▸ **Recorded data**:
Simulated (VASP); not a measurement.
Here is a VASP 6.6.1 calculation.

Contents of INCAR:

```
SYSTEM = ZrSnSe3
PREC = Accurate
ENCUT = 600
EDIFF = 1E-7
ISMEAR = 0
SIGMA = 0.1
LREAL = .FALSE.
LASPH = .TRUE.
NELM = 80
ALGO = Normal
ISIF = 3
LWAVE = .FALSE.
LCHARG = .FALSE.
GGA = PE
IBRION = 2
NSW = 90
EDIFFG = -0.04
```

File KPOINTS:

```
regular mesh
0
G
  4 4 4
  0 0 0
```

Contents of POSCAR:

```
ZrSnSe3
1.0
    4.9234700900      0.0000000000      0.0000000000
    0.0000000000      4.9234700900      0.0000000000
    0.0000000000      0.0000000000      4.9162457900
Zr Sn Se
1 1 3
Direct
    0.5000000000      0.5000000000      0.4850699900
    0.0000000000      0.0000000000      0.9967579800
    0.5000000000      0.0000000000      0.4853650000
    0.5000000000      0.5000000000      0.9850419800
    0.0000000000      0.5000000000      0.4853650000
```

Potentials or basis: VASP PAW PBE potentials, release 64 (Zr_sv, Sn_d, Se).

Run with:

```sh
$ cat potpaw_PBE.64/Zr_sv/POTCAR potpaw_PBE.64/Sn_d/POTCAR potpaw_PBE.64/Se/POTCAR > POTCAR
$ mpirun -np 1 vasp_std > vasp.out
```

▸ **Brief**: Copy every record above exactly as it appears.

▸ **Expected answer**:
Simulated (VASP); not a measurement.
Here is a VASP 6.6.1 calculation.

Contents of INCAR:

```
SYSTEM = ZrSnSe3
PREC = Accurate
ENCUT = 600
EDIFF = 1E-7
ISMEAR = 0
SIGMA = 0.1
LREAL = .FALSE.
LASPH = .TRUE.
NELM = 80
ALGO = Normal
ISIF = 3
LWAVE = .FALSE.
LCHARG = .FALSE.
GGA = PE
IBRION = 2
NSW = 90
EDIFFG = -0.04
```

File KPOINTS:

```
regular mesh
0
G
  4 4 4
  0 0 0
```

Contents of POSCAR:

```
ZrSnSe3
1.0
    4.9234700900      0.0000000000      0.0000000000
    0.0000000000      4.9234700900      0.0000000000
    0.0000000000      0.0000000000      4.9162457900
Zr Sn Se
1 1 3
Direct
    0.5000000000      0.5000000000      0.4850699900
    0.0000000000      0.0000000000      0.9967579800
    0.5000000000      0.0000000000      0.4853650000
    0.5000000000      0.5000000000      0.9850419800
    0.0000000000      0.5000000000      0.4853650000
```

Potentials or basis: VASP PAW PBE potentials, release 64 (Zr_sv, Sn_d, Se).

Run with:

```sh
$ cat potpaw_PBE.64/Zr_sv/POTCAR potpaw_PBE.64/Sn_d/POTCAR potpaw_PBE.64/Se/POTCAR > POTCAR
$ mpirun -np 1 vasp_std > vasp.out
```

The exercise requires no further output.